*** Block opens ***

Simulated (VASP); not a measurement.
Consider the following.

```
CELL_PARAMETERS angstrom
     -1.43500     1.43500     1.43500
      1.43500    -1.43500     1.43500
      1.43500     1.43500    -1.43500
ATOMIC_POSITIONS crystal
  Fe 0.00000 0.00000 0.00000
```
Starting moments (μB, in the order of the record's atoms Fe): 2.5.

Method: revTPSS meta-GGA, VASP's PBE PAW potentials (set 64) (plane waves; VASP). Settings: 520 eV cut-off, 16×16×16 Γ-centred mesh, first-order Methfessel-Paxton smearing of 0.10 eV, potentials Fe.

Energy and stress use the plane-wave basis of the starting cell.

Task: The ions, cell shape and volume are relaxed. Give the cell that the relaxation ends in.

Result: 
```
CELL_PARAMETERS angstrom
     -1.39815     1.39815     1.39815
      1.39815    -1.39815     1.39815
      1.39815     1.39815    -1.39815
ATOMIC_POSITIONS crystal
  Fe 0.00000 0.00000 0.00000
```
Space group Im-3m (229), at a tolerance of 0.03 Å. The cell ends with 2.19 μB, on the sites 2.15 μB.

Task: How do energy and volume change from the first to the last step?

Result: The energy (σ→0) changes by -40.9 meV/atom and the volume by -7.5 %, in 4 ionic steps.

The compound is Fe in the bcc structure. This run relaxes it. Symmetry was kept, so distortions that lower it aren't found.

*** Block closes ***

From the line that has "Starting moments (μB, in" through the line that has "Result: The energy", copy every line exactly as it appears above, and leave out all others.

Starting moments (μB, in the order of the record's atoms Fe): 2.5.

Method: revTPSS meta-GGA, VASP's PBE PAW potentials (set 64) (plane waves; VASP). Settings: 520 eV cut-off, 16×16×16 Γ-centred mesh, first-order Methfessel-Paxton smearing of 0.10 eV, potentials Fe.

Energy and stress use the plane-wave basis of the starting cell.

Task: The ions, cell shape and volume are relaxed. Give the cell that the relaxation ends in.

Result: 
```
CELL_PARAMETERS angstrom
     -1.39815     1.39815     1.39815
      1.39815    -1.39815     1.39815
      1.39815     1.39815    -1.39815
ATOMIC_POSITIONS crystal
  Fe 0.00000 0.00000 0.00000
```
Space group Im-3m (229), at a tolerance of 0.03 Å. The cell ends with 2.19 μB, on the sites 2.15 μB.

Task: How do energy and volume change from the first to the last step?

Result: The energy (σ→0) changes by -40.9 meV/atom and the volume by -7.5 %, in 4 ionic steps.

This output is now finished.